> [ASSIGNMENT] All of the records should be restated word for word.

> [PROVIDED INFORMATION]
[Start of Attachment]

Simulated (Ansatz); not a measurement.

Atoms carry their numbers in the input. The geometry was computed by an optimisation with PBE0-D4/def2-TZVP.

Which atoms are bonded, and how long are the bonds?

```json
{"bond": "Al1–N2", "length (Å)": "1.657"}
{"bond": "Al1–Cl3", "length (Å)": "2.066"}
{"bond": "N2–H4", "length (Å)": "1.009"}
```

[End of Attachment]

> [ANSWER SPACE]
Simulated (Ansatz); not a measurement.

Atoms carry their numbers in the input. The geometry was computed by an optimisation with PBE0-D4/def2-TZVP.

Which atoms are bonded, and how long are the bonds?

```json
{"bond": "Al1–N2", "length (Å)": "1.657"}
{"bond": "Al1–Cl3", "length (Å)": "2.066"}
{"bond": "N2–H4", "length (Å)": "1.009"}
```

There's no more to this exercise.